■ **WORK REQUEST**: Counting the line with "Levels about the" as the last one, copy out the lines of the data exactly from the first onward.

***
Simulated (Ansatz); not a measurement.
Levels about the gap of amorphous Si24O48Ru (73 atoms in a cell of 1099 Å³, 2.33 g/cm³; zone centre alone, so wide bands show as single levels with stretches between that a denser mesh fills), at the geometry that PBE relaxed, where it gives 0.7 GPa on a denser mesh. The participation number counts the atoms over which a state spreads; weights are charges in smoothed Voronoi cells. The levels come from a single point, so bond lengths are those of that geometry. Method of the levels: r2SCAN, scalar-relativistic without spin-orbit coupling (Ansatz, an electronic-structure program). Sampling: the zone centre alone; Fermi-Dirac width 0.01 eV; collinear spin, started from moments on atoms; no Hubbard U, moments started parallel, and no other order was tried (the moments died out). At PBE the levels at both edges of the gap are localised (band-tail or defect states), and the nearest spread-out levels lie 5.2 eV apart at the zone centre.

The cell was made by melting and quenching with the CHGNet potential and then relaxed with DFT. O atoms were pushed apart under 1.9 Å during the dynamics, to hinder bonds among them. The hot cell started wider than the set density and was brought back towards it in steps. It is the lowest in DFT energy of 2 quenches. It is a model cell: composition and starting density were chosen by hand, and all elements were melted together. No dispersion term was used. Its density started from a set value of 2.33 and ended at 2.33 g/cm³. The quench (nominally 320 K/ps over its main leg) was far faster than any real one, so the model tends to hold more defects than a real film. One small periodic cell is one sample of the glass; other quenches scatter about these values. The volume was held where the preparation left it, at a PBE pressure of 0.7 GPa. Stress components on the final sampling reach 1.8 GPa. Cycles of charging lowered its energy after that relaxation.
***

■ **TASK RESULT**:
Simulated (Ansatz); not a measurement.
Levels about the gap of amorphous Si24O48Ru (73 atoms in a cell of 1099 Å³, 2.33 g/cm³; zone centre alone, so wide bands show as single levels with stretches between that a denser mesh fills), at the geometry that PBE relaxed, where it gives 0.7 GPa on a denser mesh. The participation number counts the atoms over which a state spreads; weights are charges in smoothed Voronoi cells. The levels come from a single point, so bond lengths are those of that geometry. Method of the levels: r2SCAN, scalar-relativistic without spin-orbit coupling (Ansatz, an electronic-structure program). Sampling: the zone centre alone; Fermi-Dirac width 0.01 eV; collinear spin, started from moments on atoms; no Hubbard U, moments started parallel, and no other order was tried (the moments died out). At PBE the levels at both edges of the gap are localised (band-tail or defect states), and the nearest spread-out levels lie 5.2 eV apart at the zone centre.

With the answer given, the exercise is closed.